Provided data:
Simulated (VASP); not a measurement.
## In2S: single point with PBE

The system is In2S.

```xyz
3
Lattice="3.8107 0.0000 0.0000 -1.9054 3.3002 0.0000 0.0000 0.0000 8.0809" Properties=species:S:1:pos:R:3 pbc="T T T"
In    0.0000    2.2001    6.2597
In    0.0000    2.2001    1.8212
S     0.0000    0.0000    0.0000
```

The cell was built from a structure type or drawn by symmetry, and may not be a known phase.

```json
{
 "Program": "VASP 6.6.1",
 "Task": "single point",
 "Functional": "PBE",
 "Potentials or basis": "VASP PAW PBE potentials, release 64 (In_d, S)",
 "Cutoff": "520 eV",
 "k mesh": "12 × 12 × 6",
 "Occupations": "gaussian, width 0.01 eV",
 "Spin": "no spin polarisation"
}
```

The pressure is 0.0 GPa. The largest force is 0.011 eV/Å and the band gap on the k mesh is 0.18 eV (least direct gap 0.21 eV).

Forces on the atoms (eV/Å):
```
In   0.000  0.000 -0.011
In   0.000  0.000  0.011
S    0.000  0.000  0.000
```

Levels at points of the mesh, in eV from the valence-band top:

Task item:
Taking the entries above, please repeat each one exactly.

Written answer:
Simulated (VASP); not a measurement.
## In2S: single point with PBE

The system is In2S.

```xyz
3
Lattice="3.8107 0.0000 0.0000 -1.9054 3.3002 0.0000 0.0000 0.0000 8.0809" Properties=species:S:1:pos:R:3 pbc="T T T"
In    0.0000    2.2001    6.2597
In    0.0000    2.2001    1.8212
S     0.0000    0.0000    0.0000
```

The cell was built from a structure type or drawn by symmetry, and may not be a known phase.

```json
{
 "Program": "VASP 6.6.1",
 "Task": "single point",
 "Functional": "PBE",
 "Potentials or basis": "VASP PAW PBE potentials, release 64 (In_d, S)",
 "Cutoff": "520 eV",
 "k mesh": "12 × 12 × 6",
 "Occupations": "gaussian, width 0.01 eV",
 "Spin": "no spin polarisation"
}
```

The pressure is 0.0 GPa. The largest force is 0.011 eV/Å and the band gap on the k mesh is 0.18 eV (least direct gap 0.21 eV).

Forces on the atoms (eV/Å):
```
In   0.000  0.000 -0.011
In   0.000  0.000  0.011
S    0.000  0.000  0.000
```

Levels at points of the mesh, in eV from the valence-band top:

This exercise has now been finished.